Information given:
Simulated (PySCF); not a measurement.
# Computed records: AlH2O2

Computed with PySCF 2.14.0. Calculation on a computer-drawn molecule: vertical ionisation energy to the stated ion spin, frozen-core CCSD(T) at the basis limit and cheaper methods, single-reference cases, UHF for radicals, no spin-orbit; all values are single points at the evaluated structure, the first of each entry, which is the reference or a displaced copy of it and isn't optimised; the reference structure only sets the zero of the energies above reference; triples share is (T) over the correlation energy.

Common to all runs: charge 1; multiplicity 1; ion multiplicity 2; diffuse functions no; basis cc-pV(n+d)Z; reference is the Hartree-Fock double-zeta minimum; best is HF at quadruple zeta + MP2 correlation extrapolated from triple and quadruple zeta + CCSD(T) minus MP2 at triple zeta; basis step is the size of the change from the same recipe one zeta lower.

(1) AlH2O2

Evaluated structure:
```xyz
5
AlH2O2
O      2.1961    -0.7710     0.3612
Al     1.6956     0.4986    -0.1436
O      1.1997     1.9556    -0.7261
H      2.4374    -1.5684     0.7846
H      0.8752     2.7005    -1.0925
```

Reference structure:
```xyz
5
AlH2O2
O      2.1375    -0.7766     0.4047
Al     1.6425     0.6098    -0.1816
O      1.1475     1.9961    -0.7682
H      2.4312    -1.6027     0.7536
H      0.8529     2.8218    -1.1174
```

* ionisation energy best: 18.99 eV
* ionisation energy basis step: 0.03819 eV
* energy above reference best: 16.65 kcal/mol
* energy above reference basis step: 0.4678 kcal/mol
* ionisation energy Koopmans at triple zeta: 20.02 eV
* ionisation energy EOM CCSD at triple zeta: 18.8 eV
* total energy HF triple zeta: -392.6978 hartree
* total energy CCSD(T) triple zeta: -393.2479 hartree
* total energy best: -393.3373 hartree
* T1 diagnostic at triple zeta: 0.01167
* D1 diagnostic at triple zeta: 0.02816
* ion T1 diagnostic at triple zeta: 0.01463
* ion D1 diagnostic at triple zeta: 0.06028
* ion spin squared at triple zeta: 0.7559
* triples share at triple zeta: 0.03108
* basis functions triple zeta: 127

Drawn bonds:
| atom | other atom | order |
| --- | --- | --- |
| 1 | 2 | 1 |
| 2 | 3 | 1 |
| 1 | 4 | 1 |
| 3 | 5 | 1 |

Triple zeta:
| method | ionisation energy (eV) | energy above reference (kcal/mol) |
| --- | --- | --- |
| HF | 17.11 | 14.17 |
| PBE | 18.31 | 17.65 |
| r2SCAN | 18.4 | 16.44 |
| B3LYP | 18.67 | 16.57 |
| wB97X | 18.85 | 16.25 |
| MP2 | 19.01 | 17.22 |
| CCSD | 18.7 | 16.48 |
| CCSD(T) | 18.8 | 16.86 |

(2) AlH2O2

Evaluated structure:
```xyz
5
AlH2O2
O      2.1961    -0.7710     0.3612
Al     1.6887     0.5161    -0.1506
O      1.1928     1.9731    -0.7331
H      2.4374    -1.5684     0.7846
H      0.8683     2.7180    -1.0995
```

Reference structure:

Brief:
Retype only the lines running from the top of the listing to the line that holds "Computed with PySCF", both ends included.

Expected answer:
Simulated (PySCF); not a measurement.
# Computed records: AlH2O2

Computed with PySCF 2.14.0. Calculation on a computer-drawn molecule: vertical ionisation energy to the stated ion spin, frozen-core CCSD(T) at the basis limit and cheaper methods, single-reference cases, UHF for radicals, no spin-orbit; all values are single points at the evaluated structure, the first of each entry, which is the reference or a displaced copy of it and isn't optimised; the reference structure only sets the zero of the energies above reference; triples share is (T) over the correlation energy.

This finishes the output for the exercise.